--- LISTED ENTRIES Enclosed Below ---

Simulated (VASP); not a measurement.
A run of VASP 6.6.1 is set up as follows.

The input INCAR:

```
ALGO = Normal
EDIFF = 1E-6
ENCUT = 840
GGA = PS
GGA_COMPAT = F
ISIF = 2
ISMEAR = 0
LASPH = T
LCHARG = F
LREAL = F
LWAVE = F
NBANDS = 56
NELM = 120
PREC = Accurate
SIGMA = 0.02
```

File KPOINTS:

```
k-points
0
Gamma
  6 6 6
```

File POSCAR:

--- End of Enclosed LISTED ENTRIES ---

» **WORK TASK**
Reproduce every record, making sure each one stays exactly the same.

» **RESULT**
Simulated (VASP); not a measurement.
A run of VASP 6.6.1 is set up as follows.

The input INCAR:

```
ALGO = Normal
EDIFF = 1E-6
ENCUT = 840
GGA = PS
GGA_COMPAT = F
ISIF = 2
ISMEAR = 0
LASPH = T
LCHARG = F
LREAL = F
LWAVE = F
NBANDS = 56
NELM = 120
PREC = Accurate
SIGMA = 0.02
```

File KPOINTS:

```
k-points
0
Gamma
  6 6 6
```

File POSCAR:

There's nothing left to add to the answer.